▸ **DATA EXCERPTS**
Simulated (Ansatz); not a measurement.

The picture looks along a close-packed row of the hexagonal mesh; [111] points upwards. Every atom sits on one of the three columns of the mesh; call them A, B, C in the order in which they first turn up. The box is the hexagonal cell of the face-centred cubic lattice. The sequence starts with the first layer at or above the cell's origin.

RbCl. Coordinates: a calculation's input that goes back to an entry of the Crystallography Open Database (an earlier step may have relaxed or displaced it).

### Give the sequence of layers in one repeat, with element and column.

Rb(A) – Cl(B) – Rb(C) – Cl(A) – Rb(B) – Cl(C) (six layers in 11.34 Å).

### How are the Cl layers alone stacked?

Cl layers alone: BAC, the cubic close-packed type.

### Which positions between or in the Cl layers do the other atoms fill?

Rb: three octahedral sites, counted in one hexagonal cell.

▸ **ASSIGNED TASK**
Print only these lines, please. They run from the start of the entries above to the line containing "### Which positions", both ends included, and must match exactly.

▸ **TASK RESULT**
Simulated (Ansatz); not a measurement.

The picture looks along a close-packed row of the hexagonal mesh; [111] points upwards. Every atom sits on one of the three columns of the mesh; call them A, B, C in the order in which they first turn up. The box is the hexagonal cell of the face-centred cubic lattice. The sequence starts with the first layer at or above the cell's origin.

RbCl. Coordinates: a calculation's input that goes back to an entry of the Crystallography Open Database (an earlier step may have relaxed or displaced it).

### Give the sequence of layers in one repeat, with element and column.

Rb(A) – Cl(B) – Rb(C) – Cl(A) – Rb(B) – Cl(C) (six layers in 11.34 Å).

### How are the Cl layers alone stacked?

Cl layers alone: BAC, the cubic close-packed type.

### Which positions between or in the Cl layers do the other atoms fill?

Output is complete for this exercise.